REQUIRED ACTION: Copy exactly the lines of the material below, starting with the first and including the line that holds "Coordinates come from".

(EXTRACTED ENTRIES Opens)

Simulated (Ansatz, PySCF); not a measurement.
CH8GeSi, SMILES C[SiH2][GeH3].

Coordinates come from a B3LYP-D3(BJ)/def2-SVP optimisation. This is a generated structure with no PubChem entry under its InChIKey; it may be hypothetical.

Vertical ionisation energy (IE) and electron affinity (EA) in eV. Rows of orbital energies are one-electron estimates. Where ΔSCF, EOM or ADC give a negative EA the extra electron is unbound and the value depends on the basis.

(EXTRACTED ENTRIES Closes)

PROBLEM SOLUTION:
Simulated (Ansatz, PySCF); not a measurement.
CH8GeSi, SMILES C[SiH2][GeH3].

Coordinates come from a B3LYP-D3(BJ)/def2-SVP optimisation. This is a generated structure with no PubChem entry under its InChIKey; it may be hypothetical.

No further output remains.